== == ==
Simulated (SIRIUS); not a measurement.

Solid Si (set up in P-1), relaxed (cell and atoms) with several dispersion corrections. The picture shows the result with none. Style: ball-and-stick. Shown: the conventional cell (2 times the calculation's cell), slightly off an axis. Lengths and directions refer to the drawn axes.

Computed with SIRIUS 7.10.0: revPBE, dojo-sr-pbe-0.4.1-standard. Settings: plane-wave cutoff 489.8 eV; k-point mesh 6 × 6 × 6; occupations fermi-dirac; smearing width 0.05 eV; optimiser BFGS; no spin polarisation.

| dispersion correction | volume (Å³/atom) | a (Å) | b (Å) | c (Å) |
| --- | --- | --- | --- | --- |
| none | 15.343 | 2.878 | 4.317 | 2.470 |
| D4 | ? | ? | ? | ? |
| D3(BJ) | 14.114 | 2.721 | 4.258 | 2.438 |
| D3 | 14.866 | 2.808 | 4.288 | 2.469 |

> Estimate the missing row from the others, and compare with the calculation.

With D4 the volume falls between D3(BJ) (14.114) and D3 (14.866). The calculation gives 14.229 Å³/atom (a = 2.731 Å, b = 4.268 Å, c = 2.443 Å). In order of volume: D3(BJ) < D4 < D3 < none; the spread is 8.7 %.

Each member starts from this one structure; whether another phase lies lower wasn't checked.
== == ==

Every line above from the line with "4.317 | 2.470 |" to the line with "with the calculation." is wanted, ends included; write them out exactly and add no other line.

• Problem solution
| none | 15.343 | 2.878 | 4.317 | 2.470 |
| D4 | ? | ? | ? | ? |
| D3(BJ) | 14.114 | 2.721 | 4.258 | 2.438 |
| D3 | 14.866 | 2.808 | 4.288 | 2.469 |

> Estimate the missing row from the others, and compare with the calculation.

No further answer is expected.